Provided records section start

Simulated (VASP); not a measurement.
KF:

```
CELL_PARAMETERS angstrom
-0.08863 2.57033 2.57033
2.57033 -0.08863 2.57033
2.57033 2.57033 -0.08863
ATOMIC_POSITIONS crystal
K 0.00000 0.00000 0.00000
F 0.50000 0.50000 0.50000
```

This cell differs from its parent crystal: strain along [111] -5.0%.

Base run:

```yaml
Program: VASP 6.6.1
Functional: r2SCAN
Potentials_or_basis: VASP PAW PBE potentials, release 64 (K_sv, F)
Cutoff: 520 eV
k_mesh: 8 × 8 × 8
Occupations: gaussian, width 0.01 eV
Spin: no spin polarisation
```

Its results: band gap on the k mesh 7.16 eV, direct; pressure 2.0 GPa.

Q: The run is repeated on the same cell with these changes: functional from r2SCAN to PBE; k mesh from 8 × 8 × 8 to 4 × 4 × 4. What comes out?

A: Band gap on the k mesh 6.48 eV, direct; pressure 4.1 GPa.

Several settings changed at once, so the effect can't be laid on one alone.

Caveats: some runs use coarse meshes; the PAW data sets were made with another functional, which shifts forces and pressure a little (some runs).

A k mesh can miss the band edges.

Provided records section end

▸ Brief:
Copy, please, every line from the start of the entries down to the line that holds "Caveats: some runs", with both of those lines included and no others.

▸ Reply:
Simulated (VASP); not a measurement.
KF:

```
CELL_PARAMETERS angstrom
-0.08863 2.57033 2.57033
2.57033 -0.08863 2.57033
2.57033 2.57033 -0.08863
ATOMIC_POSITIONS crystal
K 0.00000 0.00000 0.00000
F 0.50000 0.50000 0.50000
```

This cell differs from its parent crystal: strain along [111] -5.0%.

Base run:

```yaml
Program: VASP 6.6.1
Functional: r2SCAN
Potentials_or_basis: VASP PAW PBE potentials, release 64 (K_sv, F)
Cutoff: 520 eV
k_mesh: 8 × 8 × 8
Occupations: gaussian, width 0.01 eV
Spin: no spin polarisation
```

Its results: band gap on the k mesh 7.16 eV, direct; pressure 2.0 GPa.

Q: The run is repeated on the same cell with these changes: functional from r2SCAN to PBE; k mesh from 8 × 8 × 8 to 4 × 4 × 4. What comes out?

A: Band gap on the k mesh 6.48 eV, direct; pressure 4.1 GPa.

Several settings changed at once, so the effect can't be laid on one alone.

Caveats: some runs use coarse meshes; the PAW data sets were made with another functional, which shifts forces and pressure a little (some runs).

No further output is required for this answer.